> **Material provided**:
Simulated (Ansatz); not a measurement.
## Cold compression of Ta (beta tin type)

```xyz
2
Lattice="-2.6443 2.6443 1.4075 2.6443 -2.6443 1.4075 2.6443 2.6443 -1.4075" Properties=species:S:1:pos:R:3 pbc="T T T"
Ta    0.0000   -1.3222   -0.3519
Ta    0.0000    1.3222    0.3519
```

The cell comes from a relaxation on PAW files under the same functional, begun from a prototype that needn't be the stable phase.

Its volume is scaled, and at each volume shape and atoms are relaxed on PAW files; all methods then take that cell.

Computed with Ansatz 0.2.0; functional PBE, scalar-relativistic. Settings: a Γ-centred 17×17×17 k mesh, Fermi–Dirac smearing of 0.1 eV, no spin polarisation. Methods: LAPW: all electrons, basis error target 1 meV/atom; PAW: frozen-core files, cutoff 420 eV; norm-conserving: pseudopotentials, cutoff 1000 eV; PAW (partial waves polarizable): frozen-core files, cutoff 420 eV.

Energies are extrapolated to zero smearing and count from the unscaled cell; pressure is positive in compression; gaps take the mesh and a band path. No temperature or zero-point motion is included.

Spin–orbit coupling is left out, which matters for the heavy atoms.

> **Requirement**: Transcribe verbatim. Cover the lines from the first line of the entries above to the line containing "Energies are extrapolated", inclusive.

> **Exercise result**:
Simulated (Ansatz); not a measurement.
## Cold compression of Ta (beta tin type)

```xyz
2
Lattice="-2.6443 2.6443 1.4075 2.6443 -2.6443 1.4075 2.6443 2.6443 -1.4075" Properties=species:S:1:pos:R:3 pbc="T T T"
Ta    0.0000   -1.3222   -0.3519
Ta    0.0000    1.3222    0.3519
```

The cell comes from a relaxation on PAW files under the same functional, begun from a prototype that needn't be the stable phase.

Its volume is scaled, and at each volume shape and atoms are relaxed on PAW files; all methods then take that cell.

Computed with Ansatz 0.2.0; functional PBE, scalar-relativistic. Settings: a Γ-centred 17×17×17 k mesh, Fermi–Dirac smearing of 0.1 eV, no spin polarisation. Methods: LAPW: all electrons, basis error target 1 meV/atom; PAW: frozen-core files, cutoff 420 eV; norm-conserving: pseudopotentials, cutoff 1000 eV; PAW (partial waves polarizable): frozen-core files, cutoff 420 eV.

Energies are extrapolated to zero smearing and count from the unscaled cell; pressure is positive in compression; gaps take the mesh and a band path. No temperature or zero-point motion is included.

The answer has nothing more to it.